-- Work item --
Word for word, transcribe the material below from its first line to the line with "The cell: 53", both included.

-- Provided information --
────────

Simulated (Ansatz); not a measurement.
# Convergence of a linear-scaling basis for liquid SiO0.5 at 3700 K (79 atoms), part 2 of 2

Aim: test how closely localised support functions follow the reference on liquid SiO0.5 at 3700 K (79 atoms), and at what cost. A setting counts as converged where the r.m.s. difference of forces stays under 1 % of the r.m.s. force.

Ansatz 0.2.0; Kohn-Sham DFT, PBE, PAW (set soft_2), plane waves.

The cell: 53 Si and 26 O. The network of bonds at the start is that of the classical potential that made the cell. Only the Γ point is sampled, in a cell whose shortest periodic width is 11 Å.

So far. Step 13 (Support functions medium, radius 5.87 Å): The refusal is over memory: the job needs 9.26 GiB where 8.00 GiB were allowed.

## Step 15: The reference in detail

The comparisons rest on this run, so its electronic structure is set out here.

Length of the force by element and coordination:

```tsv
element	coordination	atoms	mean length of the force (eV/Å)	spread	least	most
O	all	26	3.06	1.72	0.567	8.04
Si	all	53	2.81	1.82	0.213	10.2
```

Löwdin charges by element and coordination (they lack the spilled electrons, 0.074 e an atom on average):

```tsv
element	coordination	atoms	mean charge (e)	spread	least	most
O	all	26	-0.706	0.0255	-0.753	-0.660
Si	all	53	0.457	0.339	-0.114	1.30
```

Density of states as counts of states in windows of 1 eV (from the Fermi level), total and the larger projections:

────────

-- Exercise result --
Simulated (Ansatz); not a measurement.
# Convergence of a linear-scaling basis for liquid SiO0.5 at 3700 K (79 atoms), part 2 of 2

Aim: test how closely localised support functions follow the reference on liquid SiO0.5 at 3700 K (79 atoms), and at what cost. A setting counts as converged where the r.m.s. difference of forces stays under 1 % of the r.m.s. force.

Ansatz 0.2.0; Kohn-Sham DFT, PBE, PAW (set soft_2), plane waves.

The cell: 53 Si and 26 O. The network of bonds at the start is that of the classical potential that made the cell. Only the Γ point is sampled, in a cell whose shortest periodic width is 11 Å.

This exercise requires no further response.